*** Provided records Section Begins ***

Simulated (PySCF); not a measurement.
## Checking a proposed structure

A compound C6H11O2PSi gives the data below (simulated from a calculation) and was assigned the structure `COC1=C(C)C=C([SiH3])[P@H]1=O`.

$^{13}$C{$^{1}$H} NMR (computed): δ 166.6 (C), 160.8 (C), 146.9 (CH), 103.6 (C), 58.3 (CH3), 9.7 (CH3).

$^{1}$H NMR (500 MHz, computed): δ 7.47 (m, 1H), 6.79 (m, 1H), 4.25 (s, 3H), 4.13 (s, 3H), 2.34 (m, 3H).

*** Provided records Section Ends ***

▶ Exercise
Every record must be retyped so that it matches the original exactly.

▶ Exercise solution
Simulated (PySCF); not a measurement.
## Checking a proposed structure

A compound C6H11O2PSi gives the data below (simulated from a calculation) and was assigned the structure `COC1=C(C)C=C([SiH3])[P@H]1=O`.

$^{13}$C{$^{1}$H} NMR (computed): δ 166.6 (C), 160.8 (C), 146.9 (CH), 103.6 (C), 58.3 (CH3), 9.7 (CH3).

$^{1}$H NMR (500 MHz, computed): δ 7.47 (m, 1H), 6.79 (m, 1H), 4.25 (s, 3H), 4.13 (s, 3H), 2.34 (m, 3H).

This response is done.